Top of Material provided
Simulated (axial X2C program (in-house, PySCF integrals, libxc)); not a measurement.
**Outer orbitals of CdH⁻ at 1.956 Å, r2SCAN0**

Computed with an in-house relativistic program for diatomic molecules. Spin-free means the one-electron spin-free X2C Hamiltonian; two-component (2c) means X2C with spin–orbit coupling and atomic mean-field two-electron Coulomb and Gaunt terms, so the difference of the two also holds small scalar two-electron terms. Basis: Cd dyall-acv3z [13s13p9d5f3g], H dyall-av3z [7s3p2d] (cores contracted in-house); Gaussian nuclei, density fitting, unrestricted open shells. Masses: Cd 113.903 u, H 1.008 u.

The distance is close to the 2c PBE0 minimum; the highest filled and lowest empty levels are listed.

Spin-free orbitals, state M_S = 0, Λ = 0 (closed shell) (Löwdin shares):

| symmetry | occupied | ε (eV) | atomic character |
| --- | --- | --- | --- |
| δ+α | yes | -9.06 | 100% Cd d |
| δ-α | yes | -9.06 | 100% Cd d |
Bottom of Material provided

▸ **Task item**
Copy only the entries from the first line to the line with "1.956 Å, r2SCAN0**", each exactly as it appears.

▸ **Your response**
Simulated (axial X2C program (in-house, PySCF integrals, libxc)); not a measurement.
**Outer orbitals of CdH⁻ at 1.956 Å, r2SCAN0**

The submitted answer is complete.